- Records supplied:
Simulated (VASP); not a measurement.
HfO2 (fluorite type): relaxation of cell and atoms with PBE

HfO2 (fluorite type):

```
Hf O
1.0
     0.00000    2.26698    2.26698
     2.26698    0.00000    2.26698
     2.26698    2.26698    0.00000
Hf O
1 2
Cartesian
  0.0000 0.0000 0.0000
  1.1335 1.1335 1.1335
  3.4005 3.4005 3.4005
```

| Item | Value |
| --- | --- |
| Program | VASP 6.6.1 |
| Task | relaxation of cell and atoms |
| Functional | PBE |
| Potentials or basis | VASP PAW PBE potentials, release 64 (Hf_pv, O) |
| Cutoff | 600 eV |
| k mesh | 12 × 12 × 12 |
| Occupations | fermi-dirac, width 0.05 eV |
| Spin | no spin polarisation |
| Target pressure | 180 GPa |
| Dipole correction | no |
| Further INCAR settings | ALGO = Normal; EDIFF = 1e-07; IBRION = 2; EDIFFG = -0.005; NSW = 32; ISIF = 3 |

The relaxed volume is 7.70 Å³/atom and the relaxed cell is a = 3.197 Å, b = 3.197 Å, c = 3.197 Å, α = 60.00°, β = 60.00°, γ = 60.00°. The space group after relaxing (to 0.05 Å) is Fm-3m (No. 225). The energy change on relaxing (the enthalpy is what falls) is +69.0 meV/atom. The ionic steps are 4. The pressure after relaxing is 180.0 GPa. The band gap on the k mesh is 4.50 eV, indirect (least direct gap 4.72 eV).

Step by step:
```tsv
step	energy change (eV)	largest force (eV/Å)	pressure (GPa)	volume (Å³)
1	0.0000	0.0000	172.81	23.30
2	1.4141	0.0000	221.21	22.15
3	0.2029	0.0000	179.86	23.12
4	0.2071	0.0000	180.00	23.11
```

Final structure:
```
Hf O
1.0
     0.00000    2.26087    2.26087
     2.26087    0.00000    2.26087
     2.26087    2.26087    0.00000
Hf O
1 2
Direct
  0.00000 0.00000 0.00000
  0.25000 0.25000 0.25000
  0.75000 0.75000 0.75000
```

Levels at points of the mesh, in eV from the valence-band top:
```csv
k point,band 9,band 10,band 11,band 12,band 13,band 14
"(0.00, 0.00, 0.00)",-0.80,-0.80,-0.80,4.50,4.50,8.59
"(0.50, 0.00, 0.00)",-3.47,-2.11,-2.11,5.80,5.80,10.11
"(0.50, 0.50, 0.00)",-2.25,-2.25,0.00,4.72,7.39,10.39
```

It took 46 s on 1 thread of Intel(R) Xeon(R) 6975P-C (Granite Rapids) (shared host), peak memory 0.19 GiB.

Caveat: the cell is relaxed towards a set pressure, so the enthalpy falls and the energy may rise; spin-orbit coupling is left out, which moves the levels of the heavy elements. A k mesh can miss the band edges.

- Activity:
Retype the entries above exactly, but only from the line containing "The relaxed volume" through the line containing "It took 46 s", both included.

- Written response:
The relaxed volume is 7.70 Å³/atom and the relaxed cell is a = 3.197 Å, b = 3.197 Å, c = 3.197 Å, α = 60.00°, β = 60.00°, γ = 60.00°. The space group after relaxing (to 0.05 Å) is Fm-3m (No. 225). The energy change on relaxing (the enthalpy is what falls) is +69.0 meV/atom. The ionic steps are 4. The pressure after relaxing is 180.0 GPa. The band gap on the k mesh is 4.50 eV, indirect (least direct gap 4.72 eV).

Step by step:
```tsv
step	energy change (eV)	largest force (eV/Å)	pressure (GPa)	volume (Å³)
1	0.0000	0.0000	172.81	23.30
2	1.4141	0.0000	221.21	22.15
3	0.2029	0.0000	179.86	23.12
4	0.2071	0.0000	180.00	23.11
```

Final structure:
```
Hf O
1.0
     0.00000    2.26087    2.26087
     2.26087    0.00000    2.26087
     2.26087    2.26087    0.00000
Hf O
1 2
Direct
  0.00000 0.00000 0.00000
  0.25000 0.25000 0.25000
  0.75000 0.75000 0.75000
```

Levels at points of the mesh, in eV from the valence-band top:
```csv
k point,band 9,band 10,band 11,band 12,band 13,band 14
"(0.00, 0.00, 0.00)",-0.80,-0.80,-0.80,4.50,4.50,8.59
"(0.50, 0.00, 0.00)",-3.47,-2.11,-2.11,5.80,5.80,10.11
"(0.50, 0.50, 0.00)",-2.25,-2.25,0.00,4.72,7.39,10.39
```

It took 46 s on 1 thread of Intel(R) Xeon(R) 6975P-C (Granite Rapids) (shared host), peak memory 0.19 GiB.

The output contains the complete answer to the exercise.